Assigned task
Give the lines of the material verbatim, from the first line to the line with "The cell comes", including both.

_ _ _ _ _ _ _

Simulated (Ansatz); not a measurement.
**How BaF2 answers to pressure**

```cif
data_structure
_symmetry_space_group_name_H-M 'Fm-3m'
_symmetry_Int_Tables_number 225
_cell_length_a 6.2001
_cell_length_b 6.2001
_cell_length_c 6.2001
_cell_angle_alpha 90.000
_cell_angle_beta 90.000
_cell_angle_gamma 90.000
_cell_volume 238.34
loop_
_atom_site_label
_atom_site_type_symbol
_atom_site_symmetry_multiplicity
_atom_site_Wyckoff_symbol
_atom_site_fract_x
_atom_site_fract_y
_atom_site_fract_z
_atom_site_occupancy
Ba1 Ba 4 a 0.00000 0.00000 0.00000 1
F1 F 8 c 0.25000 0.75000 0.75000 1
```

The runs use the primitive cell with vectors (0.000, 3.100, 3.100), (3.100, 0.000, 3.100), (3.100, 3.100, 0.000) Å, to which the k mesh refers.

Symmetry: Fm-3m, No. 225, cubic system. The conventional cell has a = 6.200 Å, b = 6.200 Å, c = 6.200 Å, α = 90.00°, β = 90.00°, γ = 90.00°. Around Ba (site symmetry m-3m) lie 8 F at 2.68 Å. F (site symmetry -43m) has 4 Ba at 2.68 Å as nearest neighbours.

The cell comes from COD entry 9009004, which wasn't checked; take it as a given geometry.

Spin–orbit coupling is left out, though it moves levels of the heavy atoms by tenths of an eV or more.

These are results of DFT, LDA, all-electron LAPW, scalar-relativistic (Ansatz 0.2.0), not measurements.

_ _ _ _ _ _ _

Your solution
Simulated (Ansatz); not a measurement.
**How BaF2 answers to pressure**

```cif
data_structure
_symmetry_space_group_name_H-M 'Fm-3m'
_symmetry_Int_Tables_number 225
_cell_length_a 6.2001
_cell_length_b 6.2001
_cell_length_c 6.2001
_cell_angle_alpha 90.000
_cell_angle_beta 90.000
_cell_angle_gamma 90.000
_cell_volume 238.34
loop_
_atom_site_label
_atom_site_type_symbol
_atom_site_symmetry_multiplicity
_atom_site_Wyckoff_symbol
_atom_site_fract_x
_atom_site_fract_y
_atom_site_fract_z
_atom_site_occupancy
Ba1 Ba 4 a 0.00000 0.00000 0.00000 1
F1 F 8 c 0.25000 0.75000 0.75000 1
```

The runs use the primitive cell with vectors (0.000, 3.100, 3.100), (3.100, 0.000, 3.100), (3.100, 3.100, 0.000) Å, to which the k mesh refers.

Symmetry: Fm-3m, No. 225, cubic system. The conventional cell has a = 6.200 Å, b = 6.200 Å, c = 6.200 Å, α = 90.00°, β = 90.00°, γ = 90.00°. Around Ba (site symmetry m-3m) lie 8 F at 2.68 Å. F (site symmetry -43m) has 4 Ba at 2.68 Å as nearest neighbours.

The cell comes from COD entry 9009004, which wasn't checked; take it as a given geometry.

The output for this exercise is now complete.